* * * * *

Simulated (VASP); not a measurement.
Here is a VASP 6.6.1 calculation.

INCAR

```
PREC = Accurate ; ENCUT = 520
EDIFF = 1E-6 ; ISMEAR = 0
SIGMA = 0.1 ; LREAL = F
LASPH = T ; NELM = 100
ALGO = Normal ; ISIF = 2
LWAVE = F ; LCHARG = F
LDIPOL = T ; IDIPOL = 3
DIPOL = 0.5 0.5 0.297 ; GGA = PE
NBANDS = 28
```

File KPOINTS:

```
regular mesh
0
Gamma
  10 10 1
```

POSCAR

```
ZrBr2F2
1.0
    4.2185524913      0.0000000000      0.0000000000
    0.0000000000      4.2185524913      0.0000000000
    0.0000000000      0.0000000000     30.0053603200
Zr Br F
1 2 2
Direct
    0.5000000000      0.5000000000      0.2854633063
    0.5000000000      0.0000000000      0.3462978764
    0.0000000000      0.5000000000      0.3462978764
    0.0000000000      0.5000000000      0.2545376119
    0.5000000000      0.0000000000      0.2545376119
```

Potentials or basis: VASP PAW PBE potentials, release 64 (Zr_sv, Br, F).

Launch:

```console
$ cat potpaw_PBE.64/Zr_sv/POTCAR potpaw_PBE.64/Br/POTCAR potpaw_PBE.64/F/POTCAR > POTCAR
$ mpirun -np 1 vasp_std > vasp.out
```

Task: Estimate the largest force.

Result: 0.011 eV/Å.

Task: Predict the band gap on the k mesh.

* * * * *

## Requirement
Every line above has to be restated word for word.

## Answer space
Simulated (VASP); not a measurement.
Here is a VASP 6.6.1 calculation.

INCAR

```
PREC = Accurate ; ENCUT = 520
EDIFF = 1E-6 ; ISMEAR = 0
SIGMA = 0.1 ; LREAL = F
LASPH = T ; NELM = 100
ALGO = Normal ; ISIF = 2
LWAVE = F ; LCHARG = F
LDIPOL = T ; IDIPOL = 3
DIPOL = 0.5 0.5 0.297 ; GGA = PE
NBANDS = 28
```

File KPOINTS:

```
regular mesh
0
Gamma
  10 10 1
```

POSCAR

```
ZrBr2F2
1.0
    4.2185524913      0.0000000000      0.0000000000
    0.0000000000      4.2185524913      0.0000000000
    0.0000000000      0.0000000000     30.0053603200
Zr Br F
1 2 2
Direct
    0.5000000000      0.5000000000      0.2854633063
    0.5000000000      0.0000000000      0.3462978764
    0.0000000000      0.5000000000      0.3462978764
    0.0000000000      0.5000000000      0.2545376119
    0.5000000000      0.0000000000      0.2545376119
```

Potentials or basis: VASP PAW PBE potentials, release 64 (Zr_sv, Br, F).

Launch:

```console
$ cat potpaw_PBE.64/Zr_sv/POTCAR potpaw_PBE.64/Br/POTCAR potpaw_PBE.64/F/POTCAR > POTCAR
$ mpirun -np 1 vasp_std > vasp.out
```

Task: Estimate the largest force.

Result: 0.011 eV/Å.

Task: Predict the band gap on the k mesh.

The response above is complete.